>>

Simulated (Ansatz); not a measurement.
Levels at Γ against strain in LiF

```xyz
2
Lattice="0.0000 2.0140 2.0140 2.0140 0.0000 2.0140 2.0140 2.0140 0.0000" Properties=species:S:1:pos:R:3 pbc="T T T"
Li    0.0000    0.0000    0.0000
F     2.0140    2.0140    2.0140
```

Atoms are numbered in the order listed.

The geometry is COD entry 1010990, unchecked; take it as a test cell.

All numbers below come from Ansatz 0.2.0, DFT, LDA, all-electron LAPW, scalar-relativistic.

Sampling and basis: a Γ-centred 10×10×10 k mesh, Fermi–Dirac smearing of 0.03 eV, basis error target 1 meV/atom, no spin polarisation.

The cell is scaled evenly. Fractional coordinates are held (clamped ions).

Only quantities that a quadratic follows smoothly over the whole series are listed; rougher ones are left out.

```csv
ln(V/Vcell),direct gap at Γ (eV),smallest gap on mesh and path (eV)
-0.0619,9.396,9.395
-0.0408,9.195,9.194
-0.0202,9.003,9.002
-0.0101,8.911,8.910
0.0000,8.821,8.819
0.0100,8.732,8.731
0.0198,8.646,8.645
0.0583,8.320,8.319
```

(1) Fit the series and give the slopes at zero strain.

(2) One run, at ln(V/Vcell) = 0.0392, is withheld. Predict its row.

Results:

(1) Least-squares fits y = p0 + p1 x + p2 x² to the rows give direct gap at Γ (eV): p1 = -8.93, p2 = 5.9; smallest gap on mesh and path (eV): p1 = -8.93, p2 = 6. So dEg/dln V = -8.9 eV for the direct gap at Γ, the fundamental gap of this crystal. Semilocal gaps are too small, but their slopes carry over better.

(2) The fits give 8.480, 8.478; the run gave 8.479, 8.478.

<<

ACTION ITEM — Your answer must consist solely of the lines above between the line holding "Levels at Γ against strain in LiF" and the line holding "(1) Least-squares fits", inclusive, copied exactly.

TASK RESULT —
Levels at Γ against strain in LiF

```xyz
2
Lattice="0.0000 2.0140 2.0140 2.0140 0.0000 2.0140 2.0140 2.0140 0.0000" Properties=species:S:1:pos:R:3 pbc="T T T"
Li    0.0000    0.0000    0.0000
F     2.0140    2.0140    2.0140
```

Atoms are numbered in the order listed.

The geometry is COD entry 1010990, unchecked; take it as a test cell.

All numbers below come from Ansatz 0.2.0, DFT, LDA, all-electron LAPW, scalar-relativistic.

Sampling and basis: a Γ-centred 10×10×10 k mesh, Fermi–Dirac smearing of 0.03 eV, basis error target 1 meV/atom, no spin polarisation.

The cell is scaled evenly. Fractional coordinates are held (clamped ions).

Only quantities that a quadratic follows smoothly over the whole series are listed; rougher ones are left out.

```csv
ln(V/Vcell),direct gap at Γ (eV),smallest gap on mesh and path (eV)
-0.0619,9.396,9.395
-0.0408,9.195,9.194
-0.0202,9.003,9.002
-0.0101,8.911,8.910
0.0000,8.821,8.819
0.0100,8.732,8.731
0.0198,8.646,8.645
0.0583,8.320,8.319
```

(1) Fit the series and give the slopes at zero strain.

(2) One run, at ln(V/Vcell) = 0.0392, is withheld. Predict its row.

Results:

(1) Least-squares fits y = p0 + p1 x + p2 x² to the rows give direct gap at Γ (eV): p1 = -8.93, p2 = 5.9; smallest gap on mesh and path (eV): p1 = -8.93, p2 = 6. So dEg/dln V = -8.9 eV for the direct gap at Γ, the fundamental gap of this crystal. Semilocal gaps are too small, but their slopes carry over better.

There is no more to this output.